> **Work order**:
Produce as output only the lines below starting at the line with "Program: Ansatz 0.2.0, Gaussian" and continuing through the line with "Correlated methods freeze", each one exactly as written.

##### Data excerpts #####

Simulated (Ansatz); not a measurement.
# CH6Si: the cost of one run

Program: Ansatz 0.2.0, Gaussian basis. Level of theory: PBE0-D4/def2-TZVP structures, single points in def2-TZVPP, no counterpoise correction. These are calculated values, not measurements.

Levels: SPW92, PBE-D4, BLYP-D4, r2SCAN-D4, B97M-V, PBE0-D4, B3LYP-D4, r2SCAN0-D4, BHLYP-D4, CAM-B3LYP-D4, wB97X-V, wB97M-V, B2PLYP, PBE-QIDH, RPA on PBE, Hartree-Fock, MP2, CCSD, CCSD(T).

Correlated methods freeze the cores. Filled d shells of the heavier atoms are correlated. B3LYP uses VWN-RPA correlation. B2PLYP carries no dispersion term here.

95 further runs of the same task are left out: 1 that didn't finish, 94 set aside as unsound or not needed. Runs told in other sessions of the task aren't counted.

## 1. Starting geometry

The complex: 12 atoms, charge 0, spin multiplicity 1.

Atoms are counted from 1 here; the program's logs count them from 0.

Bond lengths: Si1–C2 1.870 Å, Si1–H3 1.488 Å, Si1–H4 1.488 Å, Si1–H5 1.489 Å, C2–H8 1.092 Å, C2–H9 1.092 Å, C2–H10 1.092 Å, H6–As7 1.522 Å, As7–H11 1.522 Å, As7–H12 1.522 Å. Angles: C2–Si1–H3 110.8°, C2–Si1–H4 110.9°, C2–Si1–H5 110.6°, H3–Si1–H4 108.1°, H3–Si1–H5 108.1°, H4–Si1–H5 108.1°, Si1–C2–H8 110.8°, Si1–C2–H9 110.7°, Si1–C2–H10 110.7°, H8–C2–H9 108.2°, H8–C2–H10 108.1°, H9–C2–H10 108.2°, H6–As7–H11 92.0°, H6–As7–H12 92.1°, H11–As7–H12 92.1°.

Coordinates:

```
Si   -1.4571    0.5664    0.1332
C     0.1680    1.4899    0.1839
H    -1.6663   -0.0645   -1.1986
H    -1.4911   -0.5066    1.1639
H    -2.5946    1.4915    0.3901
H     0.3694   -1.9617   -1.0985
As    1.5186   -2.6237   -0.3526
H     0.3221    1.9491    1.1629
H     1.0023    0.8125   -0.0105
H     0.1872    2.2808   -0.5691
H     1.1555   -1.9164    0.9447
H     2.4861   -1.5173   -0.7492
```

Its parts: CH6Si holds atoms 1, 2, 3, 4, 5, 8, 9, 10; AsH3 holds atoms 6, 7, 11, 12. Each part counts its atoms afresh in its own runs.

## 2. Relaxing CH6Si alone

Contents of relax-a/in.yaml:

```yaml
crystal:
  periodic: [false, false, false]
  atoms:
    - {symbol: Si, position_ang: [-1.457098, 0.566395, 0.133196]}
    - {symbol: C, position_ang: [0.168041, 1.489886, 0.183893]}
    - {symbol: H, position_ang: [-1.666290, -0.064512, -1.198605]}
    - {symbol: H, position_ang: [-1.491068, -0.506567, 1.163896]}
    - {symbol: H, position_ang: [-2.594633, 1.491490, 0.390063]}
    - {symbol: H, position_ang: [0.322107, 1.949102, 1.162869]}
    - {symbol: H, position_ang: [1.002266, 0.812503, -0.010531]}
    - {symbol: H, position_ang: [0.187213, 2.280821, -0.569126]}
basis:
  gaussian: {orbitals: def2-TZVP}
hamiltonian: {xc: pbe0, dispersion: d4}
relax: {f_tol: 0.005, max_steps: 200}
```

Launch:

#####

> **Your solution**:
Program: Ansatz 0.2.0, Gaussian basis. Level of theory: PBE0-D4/def2-TZVP structures, single points in def2-TZVPP, no counterpoise correction. These are calculated values, not measurements.

Levels: SPW92, PBE-D4, BLYP-D4, r2SCAN-D4, B97M-V, PBE0-D4, B3LYP-D4, r2SCAN0-D4, BHLYP-D4, CAM-B3LYP-D4, wB97X-V, wB97M-V, B2PLYP, PBE-QIDH, RPA on PBE, Hartree-Fock, MP2, CCSD, CCSD(T).

Correlated methods freeze the cores. Filled d shells of the heavier atoms are correlated. B3LYP uses VWN-RPA correlation. B2PLYP carries no dispersion term here.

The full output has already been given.